The full set of entries is to be returned word for word.

━━━━━━━━━━

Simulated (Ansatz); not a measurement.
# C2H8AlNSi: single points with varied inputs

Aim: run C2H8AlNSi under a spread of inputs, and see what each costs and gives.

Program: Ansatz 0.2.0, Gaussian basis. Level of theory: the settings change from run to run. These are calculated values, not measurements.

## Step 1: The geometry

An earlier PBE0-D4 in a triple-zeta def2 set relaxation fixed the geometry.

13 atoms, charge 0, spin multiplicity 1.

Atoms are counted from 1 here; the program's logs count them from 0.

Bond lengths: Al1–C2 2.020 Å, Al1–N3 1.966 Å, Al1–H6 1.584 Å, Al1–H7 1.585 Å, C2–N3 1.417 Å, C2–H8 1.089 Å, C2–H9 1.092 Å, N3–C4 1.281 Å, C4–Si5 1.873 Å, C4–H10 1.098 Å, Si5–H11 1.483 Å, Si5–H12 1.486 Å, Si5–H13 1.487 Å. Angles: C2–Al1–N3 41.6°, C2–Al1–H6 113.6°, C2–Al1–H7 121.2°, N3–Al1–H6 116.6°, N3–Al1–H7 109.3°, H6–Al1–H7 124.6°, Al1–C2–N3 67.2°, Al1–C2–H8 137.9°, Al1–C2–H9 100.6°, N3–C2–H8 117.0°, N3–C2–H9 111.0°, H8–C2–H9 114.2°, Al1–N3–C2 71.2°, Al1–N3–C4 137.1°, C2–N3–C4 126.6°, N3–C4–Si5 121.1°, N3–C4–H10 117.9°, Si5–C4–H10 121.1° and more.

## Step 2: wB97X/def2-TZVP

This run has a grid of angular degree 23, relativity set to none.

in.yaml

━━━━━━━━━━

*Task answer*:
Simulated (Ansatz); not a measurement.
# C2H8AlNSi: single points with varied inputs

Aim: run C2H8AlNSi under a spread of inputs, and see what each costs and gives.

Program: Ansatz 0.2.0, Gaussian basis. Level of theory: the settings change from run to run. These are calculated values, not measurements.

## Step 1: The geometry

An earlier PBE0-D4 in a triple-zeta def2 set relaxation fixed the geometry.

13 atoms, charge 0, spin multiplicity 1.

Atoms are counted from 1 here; the program's logs count them from 0.

Bond lengths: Al1–C2 2.020 Å, Al1–N3 1.966 Å, Al1–H6 1.584 Å, Al1–H7 1.585 Å, C2–N3 1.417 Å, C2–H8 1.089 Å, C2–H9 1.092 Å, N3–C4 1.281 Å, C4–Si5 1.873 Å, C4–H10 1.098 Å, Si5–H11 1.483 Å, Si5–H12 1.486 Å, Si5–H13 1.487 Å. Angles: C2–Al1–N3 41.6°, C2–Al1–H6 113.6°, C2–Al1–H7 121.2°, N3–Al1–H6 116.6°, N3–Al1–H7 109.3°, H6–Al1–H7 124.6°, Al1–C2–N3 67.2°, Al1–C2–H8 137.9°, Al1–C2–H9 100.6°, N3–C2–H8 117.0°, N3–C2–H9 111.0°, H8–C2–H9 114.2°, Al1–N3–C2 71.2°, Al1–N3–C4 137.1°, C2–N3–C4 126.6°, N3–C4–Si5 121.1°, N3–C4–H10 117.9°, Si5–C4–H10 121.1° and more.

## Step 2: wB97X/def2-TZVP

This run has a grid of angular degree 23, relativity set to none.

in.yaml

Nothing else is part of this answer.